> WORK INSTRUCTION: Every line from the top of the material through the line holding "Carrier lifetime of" should be copied exactly, and only those lines.

> PROVIDED RECORDS:
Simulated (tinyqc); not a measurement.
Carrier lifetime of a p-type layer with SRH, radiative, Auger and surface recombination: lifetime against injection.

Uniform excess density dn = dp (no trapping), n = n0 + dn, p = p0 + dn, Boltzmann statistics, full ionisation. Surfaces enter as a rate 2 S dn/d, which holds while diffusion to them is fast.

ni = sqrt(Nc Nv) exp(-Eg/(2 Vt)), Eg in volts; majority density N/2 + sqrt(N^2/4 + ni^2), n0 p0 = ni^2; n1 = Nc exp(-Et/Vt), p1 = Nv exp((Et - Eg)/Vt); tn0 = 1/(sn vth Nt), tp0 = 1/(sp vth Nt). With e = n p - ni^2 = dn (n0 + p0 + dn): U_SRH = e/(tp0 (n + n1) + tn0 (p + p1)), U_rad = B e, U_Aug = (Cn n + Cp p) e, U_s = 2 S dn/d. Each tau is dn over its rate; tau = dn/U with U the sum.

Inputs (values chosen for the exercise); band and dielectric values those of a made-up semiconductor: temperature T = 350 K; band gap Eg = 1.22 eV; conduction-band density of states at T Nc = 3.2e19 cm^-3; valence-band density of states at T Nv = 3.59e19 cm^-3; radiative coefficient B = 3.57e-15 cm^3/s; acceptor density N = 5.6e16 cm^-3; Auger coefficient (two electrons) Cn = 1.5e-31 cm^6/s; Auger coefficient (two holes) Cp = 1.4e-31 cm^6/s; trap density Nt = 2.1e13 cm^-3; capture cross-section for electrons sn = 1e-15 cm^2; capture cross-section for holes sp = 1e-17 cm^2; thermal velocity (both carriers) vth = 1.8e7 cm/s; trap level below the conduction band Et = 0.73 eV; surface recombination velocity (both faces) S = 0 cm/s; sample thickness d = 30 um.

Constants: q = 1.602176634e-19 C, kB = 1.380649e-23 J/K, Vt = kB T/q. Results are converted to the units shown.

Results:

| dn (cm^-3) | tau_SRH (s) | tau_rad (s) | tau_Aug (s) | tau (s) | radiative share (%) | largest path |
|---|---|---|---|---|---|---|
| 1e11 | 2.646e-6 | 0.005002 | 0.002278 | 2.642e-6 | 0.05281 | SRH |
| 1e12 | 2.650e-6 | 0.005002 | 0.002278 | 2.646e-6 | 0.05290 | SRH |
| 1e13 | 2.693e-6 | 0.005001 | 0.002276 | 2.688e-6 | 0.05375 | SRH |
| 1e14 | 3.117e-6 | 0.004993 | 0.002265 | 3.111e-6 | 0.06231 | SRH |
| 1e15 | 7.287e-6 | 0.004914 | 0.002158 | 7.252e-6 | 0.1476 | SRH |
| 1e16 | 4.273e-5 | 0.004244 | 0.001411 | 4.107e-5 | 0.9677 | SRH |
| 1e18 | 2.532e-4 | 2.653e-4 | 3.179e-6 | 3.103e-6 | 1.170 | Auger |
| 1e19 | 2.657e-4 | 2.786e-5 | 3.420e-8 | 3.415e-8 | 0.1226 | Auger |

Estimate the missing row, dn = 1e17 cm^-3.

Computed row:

> EXERCISE RESPONSE:
Simulated (tinyqc); not a measurement.
Carrier lifetime of a p-type layer with SRH, radiative, Auger and surface recombination: lifetime against injection.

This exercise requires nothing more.